■ WORK REQUEST:
The lines from the top of the listing through the one containing "Task: single point" are to be retyped exactly, with no other lines.

-- -- --

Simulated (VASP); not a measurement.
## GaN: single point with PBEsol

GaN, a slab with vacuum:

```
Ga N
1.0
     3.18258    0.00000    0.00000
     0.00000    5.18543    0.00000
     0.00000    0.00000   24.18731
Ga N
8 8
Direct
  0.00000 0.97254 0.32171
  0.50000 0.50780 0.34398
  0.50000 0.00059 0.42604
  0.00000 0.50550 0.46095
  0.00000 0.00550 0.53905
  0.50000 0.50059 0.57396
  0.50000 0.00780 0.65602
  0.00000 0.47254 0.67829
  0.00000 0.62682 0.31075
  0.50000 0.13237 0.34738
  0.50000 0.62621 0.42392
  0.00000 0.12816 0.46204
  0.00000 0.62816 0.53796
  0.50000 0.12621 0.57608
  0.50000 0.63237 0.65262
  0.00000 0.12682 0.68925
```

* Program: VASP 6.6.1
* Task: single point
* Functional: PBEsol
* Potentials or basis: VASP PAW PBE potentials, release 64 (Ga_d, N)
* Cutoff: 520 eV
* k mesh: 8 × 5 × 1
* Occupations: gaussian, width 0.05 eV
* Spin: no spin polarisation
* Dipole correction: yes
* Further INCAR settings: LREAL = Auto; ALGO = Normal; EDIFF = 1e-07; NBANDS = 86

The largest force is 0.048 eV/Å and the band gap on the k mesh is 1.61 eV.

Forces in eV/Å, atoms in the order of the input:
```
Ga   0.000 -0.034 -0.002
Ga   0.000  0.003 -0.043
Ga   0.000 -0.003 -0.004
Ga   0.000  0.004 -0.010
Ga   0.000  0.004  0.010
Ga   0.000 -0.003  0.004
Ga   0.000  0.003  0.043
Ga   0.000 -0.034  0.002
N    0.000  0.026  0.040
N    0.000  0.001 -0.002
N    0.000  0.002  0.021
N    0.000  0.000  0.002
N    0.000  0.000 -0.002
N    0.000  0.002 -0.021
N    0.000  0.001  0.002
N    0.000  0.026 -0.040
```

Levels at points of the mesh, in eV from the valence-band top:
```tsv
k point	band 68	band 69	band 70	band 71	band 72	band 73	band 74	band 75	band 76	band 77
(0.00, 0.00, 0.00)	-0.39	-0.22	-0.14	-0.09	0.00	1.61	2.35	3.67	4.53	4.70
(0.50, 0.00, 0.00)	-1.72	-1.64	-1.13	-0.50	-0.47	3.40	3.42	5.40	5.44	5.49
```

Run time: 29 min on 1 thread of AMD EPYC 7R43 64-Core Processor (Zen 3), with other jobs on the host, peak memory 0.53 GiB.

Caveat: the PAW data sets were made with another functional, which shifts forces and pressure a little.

-- -- --

■ PROBLEM SOLUTION:
Simulated (VASP); not a measurement.
## GaN: single point with PBEsol

GaN, a slab with vacuum:

```
Ga N
1.0
     3.18258    0.00000    0.00000
     0.00000    5.18543    0.00000
     0.00000    0.00000   24.18731
Ga N
8 8
Direct
  0.00000 0.97254 0.32171
  0.50000 0.50780 0.34398
  0.50000 0.00059 0.42604
  0.00000 0.50550 0.46095
  0.00000 0.00550 0.53905
  0.50000 0.50059 0.57396
  0.50000 0.00780 0.65602
  0.00000 0.47254 0.67829
  0.00000 0.62682 0.31075
  0.50000 0.13237 0.34738
  0.50000 0.62621 0.42392
  0.00000 0.12816 0.46204
  0.00000 0.62816 0.53796
  0.50000 0.12621 0.57608
  0.50000 0.63237 0.65262
  0.00000 0.12682 0.68925
```

* Program: VASP 6.6.1
* Task: single point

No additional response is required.